WORK TASK: With the first line below as the start and the line containing "Solution. Pressure 345.5" as the end, copy every line between them exactly, ends included.

__________

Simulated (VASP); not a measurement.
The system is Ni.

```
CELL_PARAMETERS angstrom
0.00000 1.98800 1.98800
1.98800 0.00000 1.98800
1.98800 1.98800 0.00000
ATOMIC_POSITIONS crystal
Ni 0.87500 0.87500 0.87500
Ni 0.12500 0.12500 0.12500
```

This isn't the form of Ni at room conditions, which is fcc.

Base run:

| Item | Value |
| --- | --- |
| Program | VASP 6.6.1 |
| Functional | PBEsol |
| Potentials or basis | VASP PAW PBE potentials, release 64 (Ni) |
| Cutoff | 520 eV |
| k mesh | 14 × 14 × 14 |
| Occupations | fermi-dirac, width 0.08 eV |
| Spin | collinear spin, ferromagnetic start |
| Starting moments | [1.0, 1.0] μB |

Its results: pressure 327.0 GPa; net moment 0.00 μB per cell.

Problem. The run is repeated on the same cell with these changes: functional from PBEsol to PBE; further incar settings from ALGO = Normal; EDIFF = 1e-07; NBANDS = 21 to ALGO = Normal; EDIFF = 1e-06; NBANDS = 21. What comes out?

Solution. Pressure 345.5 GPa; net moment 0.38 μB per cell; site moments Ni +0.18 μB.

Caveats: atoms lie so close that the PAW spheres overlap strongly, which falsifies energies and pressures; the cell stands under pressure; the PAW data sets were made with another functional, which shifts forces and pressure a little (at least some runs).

__________

WRITTEN SOLUTION:
Simulated (VASP); not a measurement.
The system is Ni.

```
CELL_PARAMETERS angstrom
0.00000 1.98800 1.98800
1.98800 0.00000 1.98800
1.98800 1.98800 0.00000
ATOMIC_POSITIONS crystal
Ni 0.87500 0.87500 0.87500
Ni 0.12500 0.12500 0.12500
```

This isn't the form of Ni at room conditions, which is fcc.

Base run:

| Item | Value |
| --- | --- |
| Program | VASP 6.6.1 |
| Functional | PBEsol |
| Potentials or basis | VASP PAW PBE potentials, release 64 (Ni) |
| Cutoff | 520 eV |
| k mesh | 14 × 14 × 14 |
| Occupations | fermi-dirac, width 0.08 eV |
| Spin | collinear spin, ferromagnetic start |
| Starting moments | [1.0, 1.0] μB |

Its results: pressure 327.0 GPa; net moment 0.00 μB per cell.

Problem. The run is repeated on the same cell with these changes: functional from PBEsol to PBE; further incar settings from ALGO = Normal; EDIFF = 1e-07; NBANDS = 21 to ALGO = Normal; EDIFF = 1e-06; NBANDS = 21. What comes out?

Solution. Pressure 345.5 GPa; net moment 0.38 μB per cell; site moments Ni +0.18 μB.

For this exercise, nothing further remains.